## Provided information
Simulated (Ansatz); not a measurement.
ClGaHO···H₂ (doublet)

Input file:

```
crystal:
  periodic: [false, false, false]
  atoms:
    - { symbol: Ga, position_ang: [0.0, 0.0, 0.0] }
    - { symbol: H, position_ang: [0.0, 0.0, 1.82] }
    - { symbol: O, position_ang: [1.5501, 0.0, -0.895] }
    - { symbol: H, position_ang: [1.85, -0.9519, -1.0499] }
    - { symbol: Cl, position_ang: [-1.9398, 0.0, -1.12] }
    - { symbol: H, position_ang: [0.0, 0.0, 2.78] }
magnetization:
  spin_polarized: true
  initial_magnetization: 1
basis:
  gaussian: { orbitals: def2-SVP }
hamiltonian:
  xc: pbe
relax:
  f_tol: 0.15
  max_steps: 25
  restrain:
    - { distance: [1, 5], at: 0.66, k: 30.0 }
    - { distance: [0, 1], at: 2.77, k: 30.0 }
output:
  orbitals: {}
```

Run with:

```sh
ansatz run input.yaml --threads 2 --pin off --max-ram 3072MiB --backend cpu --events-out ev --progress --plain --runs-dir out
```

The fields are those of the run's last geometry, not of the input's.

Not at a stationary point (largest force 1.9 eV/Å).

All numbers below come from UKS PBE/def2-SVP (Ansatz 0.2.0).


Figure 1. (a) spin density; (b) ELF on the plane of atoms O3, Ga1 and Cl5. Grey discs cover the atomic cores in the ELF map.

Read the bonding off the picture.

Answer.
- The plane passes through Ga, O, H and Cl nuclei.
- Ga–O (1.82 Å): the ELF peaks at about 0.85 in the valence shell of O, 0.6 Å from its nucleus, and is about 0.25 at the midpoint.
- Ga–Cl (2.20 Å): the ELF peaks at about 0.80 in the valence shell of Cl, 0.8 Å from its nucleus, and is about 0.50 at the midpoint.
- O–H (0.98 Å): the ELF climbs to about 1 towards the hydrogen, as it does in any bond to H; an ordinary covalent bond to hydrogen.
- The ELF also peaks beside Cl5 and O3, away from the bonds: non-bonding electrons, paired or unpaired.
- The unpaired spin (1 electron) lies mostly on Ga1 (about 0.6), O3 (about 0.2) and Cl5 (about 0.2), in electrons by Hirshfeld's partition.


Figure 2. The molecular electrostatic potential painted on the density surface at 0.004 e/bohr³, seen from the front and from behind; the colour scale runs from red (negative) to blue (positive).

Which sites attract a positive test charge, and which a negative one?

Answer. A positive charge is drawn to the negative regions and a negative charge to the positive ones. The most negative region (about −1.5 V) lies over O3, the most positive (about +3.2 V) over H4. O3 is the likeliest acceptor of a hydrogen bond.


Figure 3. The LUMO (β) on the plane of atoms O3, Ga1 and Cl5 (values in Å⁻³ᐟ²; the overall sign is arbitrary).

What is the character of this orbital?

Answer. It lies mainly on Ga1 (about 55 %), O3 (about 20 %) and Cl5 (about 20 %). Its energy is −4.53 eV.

## Assigned task
Would you return each line of the material above, unchanged, from the first one through the line where "- The unpaired" appears?

## Reply
Simulated (Ansatz); not a measurement.
ClGaHO···H₂ (doublet)

Input file:

```
crystal:
  periodic: [false, false, false]
  atoms:
    - { symbol: Ga, position_ang: [0.0, 0.0, 0.0] }
    - { symbol: H, position_ang: [0.0, 0.0, 1.82] }
    - { symbol: O, position_ang: [1.5501, 0.0, -0.895] }
    - { symbol: H, position_ang: [1.85, -0.9519, -1.0499] }
    - { symbol: Cl, position_ang: [-1.9398, 0.0, -1.12] }
    - { symbol: H, position_ang: [0.0, 0.0, 2.78] }
magnetization:
  spin_polarized: true
  initial_magnetization: 1
basis:
  gaussian: { orbitals: def2-SVP }
hamiltonian:
  xc: pbe
relax:
  f_tol: 0.15
  max_steps: 25
  restrain:
    - { distance: [1, 5], at: 0.66, k: 30.0 }
    - { distance: [0, 1], at: 2.77, k: 30.0 }
output:
  orbitals: {}
```

Run with:

```sh
ansatz run input.yaml --threads 2 --pin off --max-ram 3072MiB --backend cpu --events-out ev --progress --plain --runs-dir out
```

The fields are those of the run's last geometry, not of the input's.

Not at a stationary point (largest force 1.9 eV/Å).

All numbers below come from UKS PBE/def2-SVP (Ansatz 0.2.0).


Figure 1. (a) spin density; (b) ELF on the plane of atoms O3, Ga1 and Cl5. Grey discs cover the atomic cores in the ELF map.

Read the bonding off the picture.

Answer.
- The plane passes through Ga, O, H and Cl nuclei.
- Ga–O (1.82 Å): the ELF peaks at about 0.85 in the valence shell of O, 0.6 Å from its nucleus, and is about 0.25 at the midpoint.
- Ga–Cl (2.20 Å): the ELF peaks at about 0.80 in the valence shell of Cl, 0.8 Å from its nucleus, and is about 0.50 at the midpoint.
- O–H (0.98 Å): the ELF climbs to about 1 towards the hydrogen, as it does in any bond to H; an ordinary covalent bond to hydrogen.
- The ELF also peaks beside Cl5 and O3, away from the bonds: non-bonding electrons, paired or unpaired.
- The unpaired spin (1 electron) lies mostly on Ga1 (about 0.6), O3 (about 0.2) and Cl5 (about 0.2), in electrons by Hirshfeld's partition.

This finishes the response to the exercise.